WORK TASK: Return the records in full, exactly as given.

RECORDS SHOWN:
::::::

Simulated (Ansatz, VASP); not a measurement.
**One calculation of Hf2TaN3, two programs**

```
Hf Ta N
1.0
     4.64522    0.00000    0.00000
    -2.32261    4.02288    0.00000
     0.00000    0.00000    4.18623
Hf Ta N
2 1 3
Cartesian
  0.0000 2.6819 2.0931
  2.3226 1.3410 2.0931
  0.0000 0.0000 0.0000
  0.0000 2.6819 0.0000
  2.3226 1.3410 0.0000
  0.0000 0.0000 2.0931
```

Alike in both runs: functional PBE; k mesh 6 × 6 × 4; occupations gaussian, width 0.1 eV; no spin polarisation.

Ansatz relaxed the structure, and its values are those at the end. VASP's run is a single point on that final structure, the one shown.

::::::

EXERCISE SOLUTION:
Simulated (Ansatz, VASP); not a measurement.
**One calculation of Hf2TaN3, two programs**

```
Hf Ta N
1.0
     4.64522    0.00000    0.00000
    -2.32261    4.02288    0.00000
     0.00000    0.00000    4.18623
Hf Ta N
2 1 3
Cartesian
  0.0000 2.6819 2.0931
  2.3226 1.3410 2.0931
  0.0000 0.0000 0.0000
  0.0000 2.6819 0.0000
  2.3226 1.3410 0.0000
  0.0000 0.0000 2.0931
```

Alike in both runs: functional PBE; k mesh 6 × 6 × 4; occupations gaussian, width 0.1 eV; no spin polarisation.

Ansatz relaxed the structure, and its values are those at the end. VASP's run is a single point on that final structure, the one shown.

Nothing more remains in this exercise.